### ASSIGNED TASK
Up to and including the line that contains "34°, C5–C6–O7–Si3 -27°", return every line from the start of the data, unchanged.

:: ENTRIES PROVIDED
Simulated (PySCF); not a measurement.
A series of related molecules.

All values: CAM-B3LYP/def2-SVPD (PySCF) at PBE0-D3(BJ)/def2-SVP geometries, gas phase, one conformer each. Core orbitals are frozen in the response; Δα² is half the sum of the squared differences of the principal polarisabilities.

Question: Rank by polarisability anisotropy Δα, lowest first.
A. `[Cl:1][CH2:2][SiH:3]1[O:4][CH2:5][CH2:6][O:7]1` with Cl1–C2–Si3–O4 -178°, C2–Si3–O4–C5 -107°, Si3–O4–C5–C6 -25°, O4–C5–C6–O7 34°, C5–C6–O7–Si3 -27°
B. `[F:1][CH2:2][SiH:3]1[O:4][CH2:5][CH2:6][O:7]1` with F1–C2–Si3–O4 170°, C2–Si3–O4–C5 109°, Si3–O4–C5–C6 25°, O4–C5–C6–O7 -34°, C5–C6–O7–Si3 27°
::::

### EXERCISE RESULT
Simulated (PySCF); not a measurement.
A series of related molecules.

All values: CAM-B3LYP/def2-SVPD (PySCF) at PBE0-D3(BJ)/def2-SVP geometries, gas phase, one conformer each. Core orbitals are frozen in the response; Δα² is half the sum of the squared differences of the principal polarisabilities.

Question: Rank by polarisability anisotropy Δα, lowest first.
A. `[Cl:1][CH2:2][SiH:3]1[O:4][CH2:5][CH2:6][O:7]1` with Cl1–C2–Si3–O4 -178°, C2–Si3–O4–C5 -107°, Si3–O4–C5–C6 -25°, O4–C5–C6–O7 34°, C5–C6–O7–Si3 -27°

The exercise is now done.